Requirement ▸
Everything from the first line of the entries through the line containing "A: With PBE" is to be retyped exactly, and nothing beyond it.

[Start of Attachment]

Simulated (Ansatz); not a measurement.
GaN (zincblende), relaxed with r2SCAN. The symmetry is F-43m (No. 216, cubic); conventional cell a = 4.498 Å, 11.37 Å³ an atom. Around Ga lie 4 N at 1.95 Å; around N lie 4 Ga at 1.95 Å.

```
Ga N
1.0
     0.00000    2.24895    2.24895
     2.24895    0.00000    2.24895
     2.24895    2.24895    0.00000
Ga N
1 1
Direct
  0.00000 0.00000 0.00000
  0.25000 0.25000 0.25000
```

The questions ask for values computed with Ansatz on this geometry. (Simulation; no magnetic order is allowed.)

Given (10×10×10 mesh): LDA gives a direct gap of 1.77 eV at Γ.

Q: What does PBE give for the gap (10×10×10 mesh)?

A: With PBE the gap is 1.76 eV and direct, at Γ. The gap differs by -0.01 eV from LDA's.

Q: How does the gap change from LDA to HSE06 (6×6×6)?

[End of Attachment]

Task response ▸
Simulated (Ansatz); not a measurement.
GaN (zincblende), relaxed with r2SCAN. The symmetry is F-43m (No. 216, cubic); conventional cell a = 4.498 Å, 11.37 Å³ an atom. Around Ga lie 4 N at 1.95 Å; around N lie 4 Ga at 1.95 Å.

```
Ga N
1.0
     0.00000    2.24895    2.24895
     2.24895    0.00000    2.24895
     2.24895    2.24895    0.00000
Ga N
1 1
Direct
  0.00000 0.00000 0.00000
  0.25000 0.25000 0.25000
```

The questions ask for values computed with Ansatz on this geometry. (Simulation; no magnetic order is allowed.)

Given (10×10×10 mesh): LDA gives a direct gap of 1.77 eV at Γ.

Q: What does PBE give for the gap (10×10×10 mesh)?

A: With PBE the gap is 1.76 eV and direct, at Γ. The gap differs by -0.01 eV from LDA's.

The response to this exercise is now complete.